Exercise
Go through the entries below from the first line and output each one exactly, up to and including the line with "VASP | Ansatz |".

++++++
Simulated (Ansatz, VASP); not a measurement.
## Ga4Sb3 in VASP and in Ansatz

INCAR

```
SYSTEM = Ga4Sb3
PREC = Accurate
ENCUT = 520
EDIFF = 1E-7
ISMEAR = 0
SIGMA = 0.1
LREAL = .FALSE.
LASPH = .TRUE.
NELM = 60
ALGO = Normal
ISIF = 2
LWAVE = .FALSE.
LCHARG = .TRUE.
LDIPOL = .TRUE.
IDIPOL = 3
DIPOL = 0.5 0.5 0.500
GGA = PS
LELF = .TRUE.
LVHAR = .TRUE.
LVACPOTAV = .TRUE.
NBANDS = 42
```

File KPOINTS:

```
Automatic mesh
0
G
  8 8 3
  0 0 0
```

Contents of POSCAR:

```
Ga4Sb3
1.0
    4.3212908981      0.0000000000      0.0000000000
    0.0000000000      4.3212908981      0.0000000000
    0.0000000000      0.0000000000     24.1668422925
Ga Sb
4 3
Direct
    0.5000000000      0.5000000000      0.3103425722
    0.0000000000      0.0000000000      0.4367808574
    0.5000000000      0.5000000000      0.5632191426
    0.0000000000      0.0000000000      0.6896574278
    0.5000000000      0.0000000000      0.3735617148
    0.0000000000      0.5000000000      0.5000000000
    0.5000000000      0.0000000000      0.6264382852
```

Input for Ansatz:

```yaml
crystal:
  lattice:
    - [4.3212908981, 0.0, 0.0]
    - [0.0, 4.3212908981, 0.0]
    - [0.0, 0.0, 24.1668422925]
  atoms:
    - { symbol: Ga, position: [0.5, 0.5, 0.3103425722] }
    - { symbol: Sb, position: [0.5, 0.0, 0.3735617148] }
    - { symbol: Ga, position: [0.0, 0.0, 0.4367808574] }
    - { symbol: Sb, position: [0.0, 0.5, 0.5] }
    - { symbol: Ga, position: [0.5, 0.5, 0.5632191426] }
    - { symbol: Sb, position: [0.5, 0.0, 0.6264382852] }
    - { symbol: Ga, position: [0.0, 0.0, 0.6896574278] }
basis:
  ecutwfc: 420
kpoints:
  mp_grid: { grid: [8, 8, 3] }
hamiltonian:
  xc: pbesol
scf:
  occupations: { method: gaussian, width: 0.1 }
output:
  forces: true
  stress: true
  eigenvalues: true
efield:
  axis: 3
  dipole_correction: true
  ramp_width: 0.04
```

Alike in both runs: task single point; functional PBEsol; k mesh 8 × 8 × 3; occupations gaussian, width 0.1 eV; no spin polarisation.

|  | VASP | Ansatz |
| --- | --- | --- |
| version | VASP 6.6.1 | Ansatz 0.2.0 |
++++++

Task output
Simulated (Ansatz, VASP); not a measurement.
## Ga4Sb3 in VASP and in Ansatz

INCAR

```
SYSTEM = Ga4Sb3
PREC = Accurate
ENCUT = 520
EDIFF = 1E-7
ISMEAR = 0
SIGMA = 0.1
LREAL = .FALSE.
LASPH = .TRUE.
NELM = 60
ALGO = Normal
ISIF = 2
LWAVE = .FALSE.
LCHARG = .TRUE.
LDIPOL = .TRUE.
IDIPOL = 3
DIPOL = 0.5 0.5 0.500
GGA = PS
LELF = .TRUE.
LVHAR = .TRUE.
LVACPOTAV = .TRUE.
NBANDS = 42
```

File KPOINTS:

```
Automatic mesh
0
G
  8 8 3
  0 0 0
```

Contents of POSCAR:

```
Ga4Sb3
1.0
    4.3212908981      0.0000000000      0.0000000000
    0.0000000000      4.3212908981      0.0000000000
    0.0000000000      0.0000000000     24.1668422925
Ga Sb
4 3
Direct
    0.5000000000      0.5000000000      0.3103425722
    0.0000000000      0.0000000000      0.4367808574
    0.5000000000      0.5000000000      0.5632191426
    0.0000000000      0.0000000000      0.6896574278
    0.5000000000      0.0000000000      0.3735617148
    0.0000000000      0.5000000000      0.5000000000
    0.5000000000      0.0000000000      0.6264382852
```

Input for Ansatz:

```yaml
crystal:
  lattice:
    - [4.3212908981, 0.0, 0.0]
    - [0.0, 4.3212908981, 0.0]
    - [0.0, 0.0, 24.1668422925]
  atoms:
    - { symbol: Ga, position: [0.5, 0.5, 0.3103425722] }
    - { symbol: Sb, position: [0.5, 0.0, 0.3735617148] }
    - { symbol: Ga, position: [0.0, 0.0, 0.4367808574] }
    - { symbol: Sb, position: [0.0, 0.5, 0.5] }
    - { symbol: Ga, position: [0.5, 0.5, 0.5632191426] }
    - { symbol: Sb, position: [0.5, 0.0, 0.6264382852] }
    - { symbol: Ga, position: [0.0, 0.0, 0.6896574278] }
basis:
  ecutwfc: 420
kpoints:
  mp_grid: { grid: [8, 8, 3] }
hamiltonian:
  xc: pbesol
scf:
  occupations: { method: gaussian, width: 0.1 }
output:
  forces: true
  stress: true
  eigenvalues: true
efield:
  axis: 3
  dipole_correction: true
  ramp_width: 0.04
```

Alike in both runs: task single point; functional PBEsol; k mesh 8 × 8 × 3; occupations gaussian, width 0.1 eV; no spin polarisation.

|  | VASP | Ansatz |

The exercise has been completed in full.